Task item
Output the listing in full. Every line stays exactly as it is.

Data for review Start Marker

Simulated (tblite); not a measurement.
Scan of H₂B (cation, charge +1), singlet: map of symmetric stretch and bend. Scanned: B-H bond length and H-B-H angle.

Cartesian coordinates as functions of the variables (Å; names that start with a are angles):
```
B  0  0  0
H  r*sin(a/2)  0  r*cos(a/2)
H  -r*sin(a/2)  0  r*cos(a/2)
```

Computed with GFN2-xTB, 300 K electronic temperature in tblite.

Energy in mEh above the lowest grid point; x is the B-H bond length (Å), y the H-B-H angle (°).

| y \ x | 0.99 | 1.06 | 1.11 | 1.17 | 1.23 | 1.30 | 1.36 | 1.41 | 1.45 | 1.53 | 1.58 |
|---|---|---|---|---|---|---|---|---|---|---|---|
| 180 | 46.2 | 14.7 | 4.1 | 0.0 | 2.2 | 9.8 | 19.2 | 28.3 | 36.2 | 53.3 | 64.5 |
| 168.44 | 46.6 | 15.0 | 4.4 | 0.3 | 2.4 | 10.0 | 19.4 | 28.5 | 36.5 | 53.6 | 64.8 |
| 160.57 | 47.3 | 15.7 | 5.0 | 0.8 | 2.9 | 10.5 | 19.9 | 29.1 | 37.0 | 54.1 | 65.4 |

Data for review End Marker

Answer area
Simulated (tblite); not a measurement.
Scan of H₂B (cation, charge +1), singlet: map of symmetric stretch and bend. Scanned: B-H bond length and H-B-H angle.

Cartesian coordinates as functions of the variables (Å; names that start with a are angles):
```
B  0  0  0
H  r*sin(a/2)  0  r*cos(a/2)
H  -r*sin(a/2)  0  r*cos(a/2)
```

Computed with GFN2-xTB, 300 K electronic temperature in tblite.

Energy in mEh above the lowest grid point; x is the B-H bond length (Å), y the H-B-H angle (°).

| y \ x | 0.99 | 1.06 | 1.11 | 1.17 | 1.23 | 1.30 | 1.36 | 1.41 | 1.45 | 1.53 | 1.58 |
|---|---|---|---|---|---|---|---|---|---|---|---|
| 180 | 46.2 | 14.7 | 4.1 | 0.0 | 2.2 | 9.8 | 19.2 | 28.3 | 36.2 | 53.3 | 64.5 |
| 168.44 | 46.6 | 15.0 | 4.4 | 0.3 | 2.4 | 10.0 | 19.4 | 28.5 | 36.5 | 53.6 | 64.8 |
| 160.57 | 47.3 | 15.7 | 5.0 | 0.8 | 2.9 | 10.5 | 19.9 | 29.1 | 37.0 | 54.1 | 65.4 |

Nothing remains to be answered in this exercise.